WORK ITEM: Repeat each entry below exactly as it stands.

Top of SUPPLIED INFORMATION

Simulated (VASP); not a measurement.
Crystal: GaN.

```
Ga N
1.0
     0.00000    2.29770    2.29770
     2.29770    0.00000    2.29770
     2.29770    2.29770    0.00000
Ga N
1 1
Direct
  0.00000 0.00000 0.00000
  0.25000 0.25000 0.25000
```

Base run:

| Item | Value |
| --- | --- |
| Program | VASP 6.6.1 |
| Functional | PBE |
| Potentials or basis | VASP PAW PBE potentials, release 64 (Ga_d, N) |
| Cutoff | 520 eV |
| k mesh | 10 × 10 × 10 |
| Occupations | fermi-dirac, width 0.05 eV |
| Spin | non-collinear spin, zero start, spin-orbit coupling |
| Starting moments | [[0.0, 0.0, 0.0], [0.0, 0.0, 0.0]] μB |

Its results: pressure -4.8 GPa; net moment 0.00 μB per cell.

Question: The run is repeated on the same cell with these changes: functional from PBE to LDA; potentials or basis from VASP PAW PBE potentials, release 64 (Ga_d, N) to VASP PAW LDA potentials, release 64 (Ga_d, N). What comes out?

Bottom of SUPPLIED INFORMATION

RESPONSE:
Simulated (VASP); not a measurement.
Crystal: GaN.

```
Ga N
1.0
     0.00000    2.29770    2.29770
     2.29770    0.00000    2.29770
     2.29770    2.29770    0.00000
Ga N
1 1
Direct
  0.00000 0.00000 0.00000
  0.25000 0.25000 0.25000
```

Base run:

| Item | Value |
| --- | --- |
| Program | VASP 6.6.1 |
| Functional | PBE |
| Potentials or basis | VASP PAW PBE potentials, release 64 (Ga_d, N) |
| Cutoff | 520 eV |
| k mesh | 10 × 10 × 10 |
| Occupations | fermi-dirac, width 0.05 eV |
| Spin | non-collinear spin, zero start, spin-orbit coupling |
| Starting moments | [[0.0, 0.0, 0.0], [0.0, 0.0, 0.0]] μB |

Its results: pressure -4.8 GPa; net moment 0.00 μB per cell.

Question: The run is repeated on the same cell with these changes: functional from PBE to LDA; potentials or basis from VASP PAW PBE potentials, release 64 (Ga_d, N) to VASP PAW LDA potentials, release 64 (Ga_d, N). What comes out?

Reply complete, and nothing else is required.